= Beginning of Section =

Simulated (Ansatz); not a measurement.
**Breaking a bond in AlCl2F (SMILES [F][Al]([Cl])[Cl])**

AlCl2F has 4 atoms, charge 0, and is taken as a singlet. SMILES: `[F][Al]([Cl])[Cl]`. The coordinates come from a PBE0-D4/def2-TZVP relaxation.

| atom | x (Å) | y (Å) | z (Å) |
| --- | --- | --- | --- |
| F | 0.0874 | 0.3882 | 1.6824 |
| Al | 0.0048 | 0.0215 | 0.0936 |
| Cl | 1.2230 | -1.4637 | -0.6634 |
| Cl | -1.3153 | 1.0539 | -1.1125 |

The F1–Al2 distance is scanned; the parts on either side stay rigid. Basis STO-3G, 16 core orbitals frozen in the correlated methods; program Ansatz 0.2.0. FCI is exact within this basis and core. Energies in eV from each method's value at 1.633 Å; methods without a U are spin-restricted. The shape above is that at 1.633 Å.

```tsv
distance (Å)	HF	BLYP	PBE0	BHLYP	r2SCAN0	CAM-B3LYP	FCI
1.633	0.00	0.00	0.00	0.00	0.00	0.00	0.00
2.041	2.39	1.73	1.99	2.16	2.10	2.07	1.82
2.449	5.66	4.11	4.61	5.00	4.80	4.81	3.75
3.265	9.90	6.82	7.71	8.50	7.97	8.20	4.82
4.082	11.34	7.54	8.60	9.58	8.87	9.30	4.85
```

= End of Section =

_Requirement:_ Output all of the data exactly as given.

_Worked solution:_
Simulated (Ansatz); not a measurement.
**Breaking a bond in AlCl2F (SMILES [F][Al]([Cl])[Cl])**

AlCl2F has 4 atoms, charge 0, and is taken as a singlet. SMILES: `[F][Al]([Cl])[Cl]`. The coordinates come from a PBE0-D4/def2-TZVP relaxation.

| atom | x (Å) | y (Å) | z (Å) |
| --- | --- | --- | --- |
| F | 0.0874 | 0.3882 | 1.6824 |
| Al | 0.0048 | 0.0215 | 0.0936 |
| Cl | 1.2230 | -1.4637 | -0.6634 |
| Cl | -1.3153 | 1.0539 | -1.1125 |

The F1–Al2 distance is scanned; the parts on either side stay rigid. Basis STO-3G, 16 core orbitals frozen in the correlated methods; program Ansatz 0.2.0. FCI is exact within this basis and core. Energies in eV from each method's value at 1.633 Å; methods without a U are spin-restricted. The shape above is that at 1.633 Å.

```tsv
distance (Å)	HF	BLYP	PBE0	BHLYP	r2SCAN0	CAM-B3LYP	FCI
1.633	0.00	0.00	0.00	0.00	0.00	0.00	0.00
2.041	2.39	1.73	1.99	2.16	2.10	2.07	1.82
2.449	5.66	4.11	4.61	5.00	4.80	4.81	3.75
3.265	9.90	6.82	7.71	8.50	7.97	8.20	4.82
4.082	11.34	7.54	8.60	9.58	8.87	9.30	4.85
```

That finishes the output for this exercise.